■ Work task ■
Transcribe only part of the material below: the lines from the one containing "Computed with Own-DFT" through the one containing "Common to all", inclusive, exactly as written.

■ Provided information ■
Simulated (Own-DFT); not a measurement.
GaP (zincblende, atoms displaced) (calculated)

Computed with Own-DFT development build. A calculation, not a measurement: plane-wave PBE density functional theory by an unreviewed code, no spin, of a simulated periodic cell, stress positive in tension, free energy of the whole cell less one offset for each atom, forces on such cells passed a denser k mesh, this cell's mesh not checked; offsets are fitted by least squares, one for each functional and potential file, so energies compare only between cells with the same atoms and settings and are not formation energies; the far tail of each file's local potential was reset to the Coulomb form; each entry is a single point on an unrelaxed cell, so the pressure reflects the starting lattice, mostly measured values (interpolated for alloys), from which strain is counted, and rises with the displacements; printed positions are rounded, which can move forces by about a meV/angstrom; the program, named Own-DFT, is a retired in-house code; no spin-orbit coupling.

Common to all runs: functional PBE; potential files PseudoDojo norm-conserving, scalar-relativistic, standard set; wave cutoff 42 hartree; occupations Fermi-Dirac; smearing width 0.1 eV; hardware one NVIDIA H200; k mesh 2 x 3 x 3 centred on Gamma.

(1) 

■ Exercise answer ■
Computed with Own-DFT development build. A calculation, not a measurement: plane-wave PBE density functional theory by an unreviewed code, no spin, of a simulated periodic cell, stress positive in tension, free energy of the whole cell less one offset for each atom, forces on such cells passed a denser k mesh, this cell's mesh not checked; offsets are fitted by least squares, one for each functional and potential file, so energies compare only between cells with the same atoms and settings and are not formation energies; the far tail of each file's local potential was reset to the Coulomb form; each entry is a single point on an unrelaxed cell, so the pressure reflects the starting lattice, mostly measured values (interpolated for alloys), from which strain is counted, and rises with the displacements; printed positions are rounded, which can move forces by about a meV/angstrom; the program, named Own-DFT, is a retired in-house code; no spin-orbit coupling.

Common to all runs: functional PBE; potential files PseudoDojo norm-conserving, scalar-relativistic, standard set; wave cutoff 42 hartree; occupations Fermi-Dirac; smearing width 0.1 eV; hardware one NVIDIA H200; k mesh 2 x 3 x 3 centred on Gamma.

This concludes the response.